* [Assigned task]
Only the lines from the beginning of the data below through the line containing "At the start: pressure" belong in the response, each copied exactly.

────────────────

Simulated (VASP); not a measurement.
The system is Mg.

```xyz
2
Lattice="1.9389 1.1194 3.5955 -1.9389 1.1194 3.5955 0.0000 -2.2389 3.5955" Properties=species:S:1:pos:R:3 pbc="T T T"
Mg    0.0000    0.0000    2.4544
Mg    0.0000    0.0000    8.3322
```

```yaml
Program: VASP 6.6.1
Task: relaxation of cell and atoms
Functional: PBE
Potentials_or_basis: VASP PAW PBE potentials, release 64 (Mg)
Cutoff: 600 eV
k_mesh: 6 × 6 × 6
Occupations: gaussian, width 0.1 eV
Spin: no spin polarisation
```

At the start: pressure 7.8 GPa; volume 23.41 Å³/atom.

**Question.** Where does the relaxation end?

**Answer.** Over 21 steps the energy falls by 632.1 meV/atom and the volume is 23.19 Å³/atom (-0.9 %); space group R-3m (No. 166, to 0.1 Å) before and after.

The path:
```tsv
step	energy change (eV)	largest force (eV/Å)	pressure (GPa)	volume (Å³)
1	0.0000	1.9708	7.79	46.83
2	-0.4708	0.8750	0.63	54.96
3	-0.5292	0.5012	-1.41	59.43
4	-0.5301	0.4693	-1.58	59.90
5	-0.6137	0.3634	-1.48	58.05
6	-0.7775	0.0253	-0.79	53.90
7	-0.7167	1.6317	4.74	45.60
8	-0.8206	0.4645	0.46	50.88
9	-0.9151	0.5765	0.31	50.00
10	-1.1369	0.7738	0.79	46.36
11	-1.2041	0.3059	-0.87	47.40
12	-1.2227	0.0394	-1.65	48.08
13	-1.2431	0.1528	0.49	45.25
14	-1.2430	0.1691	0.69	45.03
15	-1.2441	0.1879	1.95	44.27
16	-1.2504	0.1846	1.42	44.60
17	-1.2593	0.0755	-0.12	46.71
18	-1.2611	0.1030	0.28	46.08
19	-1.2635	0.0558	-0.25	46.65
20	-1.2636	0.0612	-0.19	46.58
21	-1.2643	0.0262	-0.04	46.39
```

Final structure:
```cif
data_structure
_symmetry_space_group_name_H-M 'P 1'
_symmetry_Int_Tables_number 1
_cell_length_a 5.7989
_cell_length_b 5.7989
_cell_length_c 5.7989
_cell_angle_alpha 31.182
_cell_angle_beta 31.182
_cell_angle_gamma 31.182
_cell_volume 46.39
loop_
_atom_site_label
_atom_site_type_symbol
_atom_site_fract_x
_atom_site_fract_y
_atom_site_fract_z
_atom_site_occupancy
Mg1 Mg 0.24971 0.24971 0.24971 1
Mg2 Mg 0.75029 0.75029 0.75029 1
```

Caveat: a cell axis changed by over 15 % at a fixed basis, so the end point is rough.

────────────────

* [Written reply]
Simulated (VASP); not a measurement.
The system is Mg.

```xyz
2
Lattice="1.9389 1.1194 3.5955 -1.9389 1.1194 3.5955 0.0000 -2.2389 3.5955" Properties=species:S:1:pos:R:3 pbc="T T T"
Mg    0.0000    0.0000    2.4544
Mg    0.0000    0.0000    8.3322
```

```yaml
Program: VASP 6.6.1
Task: relaxation of cell and atoms
Functional: PBE
Potentials_or_basis: VASP PAW PBE potentials, release 64 (Mg)
Cutoff: 600 eV
k_mesh: 6 × 6 × 6
Occupations: gaussian, width 0.1 eV
Spin: no spin polarisation
```

At the start: pressure 7.8 GPa; volume 23.41 Å³/atom.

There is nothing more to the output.